═════ Supplied data

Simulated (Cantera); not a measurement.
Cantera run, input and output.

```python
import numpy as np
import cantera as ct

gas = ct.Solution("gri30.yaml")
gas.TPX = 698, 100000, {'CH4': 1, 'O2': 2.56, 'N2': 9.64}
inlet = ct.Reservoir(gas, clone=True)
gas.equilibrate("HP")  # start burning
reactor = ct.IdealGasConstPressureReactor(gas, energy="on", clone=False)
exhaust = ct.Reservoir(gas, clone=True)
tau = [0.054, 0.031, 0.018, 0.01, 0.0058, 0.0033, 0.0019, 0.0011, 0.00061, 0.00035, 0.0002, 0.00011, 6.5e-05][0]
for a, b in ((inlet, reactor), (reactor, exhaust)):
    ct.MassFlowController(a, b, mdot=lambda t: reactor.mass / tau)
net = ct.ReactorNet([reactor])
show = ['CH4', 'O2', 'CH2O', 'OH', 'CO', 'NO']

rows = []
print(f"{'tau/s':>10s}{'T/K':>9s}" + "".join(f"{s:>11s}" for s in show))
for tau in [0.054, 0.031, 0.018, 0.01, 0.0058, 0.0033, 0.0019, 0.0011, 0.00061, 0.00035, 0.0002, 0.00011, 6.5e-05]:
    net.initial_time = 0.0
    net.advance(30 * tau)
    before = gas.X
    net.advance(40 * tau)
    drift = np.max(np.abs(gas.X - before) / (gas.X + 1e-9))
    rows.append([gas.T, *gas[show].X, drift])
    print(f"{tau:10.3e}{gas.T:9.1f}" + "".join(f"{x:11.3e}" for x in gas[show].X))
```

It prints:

══════════

_Exercise_. All of the data above should be reproduced exactly, with nothing left out.

_Answer box_.
Simulated (Cantera); not a measurement.
Cantera run, input and output.

```python
import numpy as np
import cantera as ct

gas = ct.Solution("gri30.yaml")
gas.TPX = 698, 100000, {'CH4': 1, 'O2': 2.56, 'N2': 9.64}
inlet = ct.Reservoir(gas, clone=True)
gas.equilibrate("HP")  # start burning
reactor = ct.IdealGasConstPressureReactor(gas, energy="on", clone=False)
exhaust = ct.Reservoir(gas, clone=True)
tau = [0.054, 0.031, 0.018, 0.01, 0.0058, 0.0033, 0.0019, 0.0011, 0.00061, 0.00035, 0.0002, 0.00011, 6.5e-05][0]
for a, b in ((inlet, reactor), (reactor, exhaust)):
    ct.MassFlowController(a, b, mdot=lambda t: reactor.mass / tau)
net = ct.ReactorNet([reactor])
show = ['CH4', 'O2', 'CH2O', 'OH', 'CO', 'NO']

rows = []
print(f"{'tau/s':>10s}{'T/K':>9s}" + "".join(f"{s:>11s}" for s in show))
for tau in [0.054, 0.031, 0.018, 0.01, 0.0058, 0.0033, 0.0019, 0.0011, 0.00061, 0.00035, 0.0002, 0.00011, 6.5e-05]:
    net.initial_time = 0.0
    net.advance(30 * tau)
    before = gas.X
    net.advance(40 * tau)
    drift = np.max(np.abs(gas.X - before) / (gas.X + 1e-9))
    rows.append([gas.T, *gas[show].X, drift])
    print(f"{tau:10.3e}{gas.T:9.1f}" + "".join(f"{x:11.3e}" for x in gas[show].X))
```

It prints:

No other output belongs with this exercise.